▼▼▼

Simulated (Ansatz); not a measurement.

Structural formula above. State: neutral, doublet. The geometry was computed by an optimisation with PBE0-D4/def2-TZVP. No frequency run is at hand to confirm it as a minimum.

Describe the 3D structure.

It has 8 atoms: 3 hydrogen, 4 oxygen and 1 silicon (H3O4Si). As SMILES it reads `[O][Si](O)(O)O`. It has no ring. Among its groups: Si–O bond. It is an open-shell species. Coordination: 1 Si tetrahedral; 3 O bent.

▲▲▲

> **WORK REQUEST**
From the entries above, give again exactly the lines running from the line with "Structural formula above." to the line with "Describe the 3D structure."; include both of those lines.

> **RESPONSE**
Structural formula above. State: neutral, doublet. The geometry was computed by an optimisation with PBE0-D4/def2-TZVP. No frequency run is at hand to confirm it as a minimum.

Describe the 3D structure.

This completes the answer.